From the very first line down to the line containing "Method used: TDDFT", write out the material exactly as it appears, and no more.

========

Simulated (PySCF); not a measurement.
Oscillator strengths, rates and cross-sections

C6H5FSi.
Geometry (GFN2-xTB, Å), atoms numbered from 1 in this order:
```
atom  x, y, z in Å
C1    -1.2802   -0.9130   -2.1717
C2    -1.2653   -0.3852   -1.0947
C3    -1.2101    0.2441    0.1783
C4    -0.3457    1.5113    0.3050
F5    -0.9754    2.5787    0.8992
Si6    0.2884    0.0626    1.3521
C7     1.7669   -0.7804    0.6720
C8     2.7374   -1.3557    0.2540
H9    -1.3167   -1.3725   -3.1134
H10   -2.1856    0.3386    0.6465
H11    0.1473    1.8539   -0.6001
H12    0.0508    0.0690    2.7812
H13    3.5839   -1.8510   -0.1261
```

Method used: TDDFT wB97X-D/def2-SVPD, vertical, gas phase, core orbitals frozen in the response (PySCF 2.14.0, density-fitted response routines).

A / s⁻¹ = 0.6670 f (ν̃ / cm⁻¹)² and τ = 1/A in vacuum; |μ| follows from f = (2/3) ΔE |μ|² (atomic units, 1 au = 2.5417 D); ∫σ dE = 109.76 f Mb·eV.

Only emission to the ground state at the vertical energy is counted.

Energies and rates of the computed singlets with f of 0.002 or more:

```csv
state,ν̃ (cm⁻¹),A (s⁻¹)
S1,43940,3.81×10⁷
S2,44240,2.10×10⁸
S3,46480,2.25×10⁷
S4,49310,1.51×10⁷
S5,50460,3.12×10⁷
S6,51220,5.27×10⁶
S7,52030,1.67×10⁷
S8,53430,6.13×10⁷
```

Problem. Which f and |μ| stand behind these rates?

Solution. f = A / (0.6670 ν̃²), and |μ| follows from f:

========

- ANSWER SPACE:
Simulated (PySCF); not a measurement.
Oscillator strengths, rates and cross-sections

C6H5FSi.
Geometry (GFN2-xTB, Å), atoms numbered from 1 in this order:
```
atom  x, y, z in Å
C1    -1.2802   -0.9130   -2.1717
C2    -1.2653   -0.3852   -1.0947
C3    -1.2101    0.2441    0.1783
C4    -0.3457    1.5113    0.3050
F5    -0.9754    2.5787    0.8992
Si6    0.2884    0.0626    1.3521
C7     1.7669   -0.7804    0.6720
C8     2.7374   -1.3557    0.2540
H9    -1.3167   -1.3725   -3.1134
H10   -2.1856    0.3386    0.6465
H11    0.1473    1.8539   -0.6001
H12    0.0508    0.0690    2.7812
H13    3.5839   -1.8510   -0.1261
```

Method used: TDDFT wB97X-D/def2-SVPD, vertical, gas phase, core orbitals frozen in the response (PySCF 2.14.0, density-fitted response routines).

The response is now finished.